BRIEF: Take the records below and print them verbatim up to and including the line that carries "Computed valence pseudo-density".

MATERIAL PROVIDED:
________________________

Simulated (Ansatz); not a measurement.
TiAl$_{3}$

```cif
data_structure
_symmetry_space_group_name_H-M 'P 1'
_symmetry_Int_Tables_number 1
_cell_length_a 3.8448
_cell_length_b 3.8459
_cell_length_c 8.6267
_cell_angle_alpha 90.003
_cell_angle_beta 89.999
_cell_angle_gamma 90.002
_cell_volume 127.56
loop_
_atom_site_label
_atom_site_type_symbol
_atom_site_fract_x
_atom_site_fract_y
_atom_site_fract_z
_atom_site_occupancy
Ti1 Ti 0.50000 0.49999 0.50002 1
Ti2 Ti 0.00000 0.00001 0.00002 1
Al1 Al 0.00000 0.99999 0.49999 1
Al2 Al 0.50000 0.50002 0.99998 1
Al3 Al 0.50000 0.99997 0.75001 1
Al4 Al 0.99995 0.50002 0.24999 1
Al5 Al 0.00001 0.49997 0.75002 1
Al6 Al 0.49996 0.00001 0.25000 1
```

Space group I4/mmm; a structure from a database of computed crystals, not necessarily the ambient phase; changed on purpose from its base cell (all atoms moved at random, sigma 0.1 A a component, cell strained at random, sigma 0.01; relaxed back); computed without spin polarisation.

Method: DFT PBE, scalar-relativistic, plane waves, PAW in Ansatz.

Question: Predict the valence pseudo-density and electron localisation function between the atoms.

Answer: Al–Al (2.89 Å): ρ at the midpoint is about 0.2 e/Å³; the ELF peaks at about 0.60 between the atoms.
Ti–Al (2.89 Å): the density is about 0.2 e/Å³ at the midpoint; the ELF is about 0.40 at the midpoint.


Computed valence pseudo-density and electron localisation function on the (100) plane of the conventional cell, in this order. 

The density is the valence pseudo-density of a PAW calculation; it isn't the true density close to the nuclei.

________________________

ANSWER AREA:
Simulated (Ansatz); not a measurement.
TiAl$_{3}$

```cif
data_structure
_symmetry_space_group_name_H-M 'P 1'
_symmetry_Int_Tables_number 1
_cell_length_a 3.8448
_cell_length_b 3.8459
_cell_length_c 8.6267
_cell_angle_alpha 90.003
_cell_angle_beta 89.999
_cell_angle_gamma 90.002
_cell_volume 127.56
loop_
_atom_site_label
_atom_site_type_symbol
_atom_site_fract_x
_atom_site_fract_y
_atom_site_fract_z
_atom_site_occupancy
Ti1 Ti 0.50000 0.49999 0.50002 1
Ti2 Ti 0.00000 0.00001 0.00002 1
Al1 Al 0.00000 0.99999 0.49999 1
Al2 Al 0.50000 0.50002 0.99998 1
Al3 Al 0.50000 0.99997 0.75001 1
Al4 Al 0.99995 0.50002 0.24999 1
Al5 Al 0.00001 0.49997 0.75002 1
Al6 Al 0.49996 0.00001 0.25000 1
```

Space group I4/mmm; a structure from a database of computed crystals, not necessarily the ambient phase; changed on purpose from its base cell (all atoms moved at random, sigma 0.1 A a component, cell strained at random, sigma 0.01; relaxed back); computed without spin polarisation.

Method: DFT PBE, scalar-relativistic, plane waves, PAW in Ansatz.

Question: Predict the valence pseudo-density and electron localisation function between the atoms.

Answer: Al–Al (2.89 Å): ρ at the midpoint is about 0.2 e/Å³; the ELF peaks at about 0.60 between the atoms.
Ti–Al (2.89 Å): the density is about 0.2 e/Å³ at the midpoint; the ELF is about 0.40 at the midpoint.


Computed valence pseudo-density and electron localisation function on the (100) plane of the conventional cell, in this order. 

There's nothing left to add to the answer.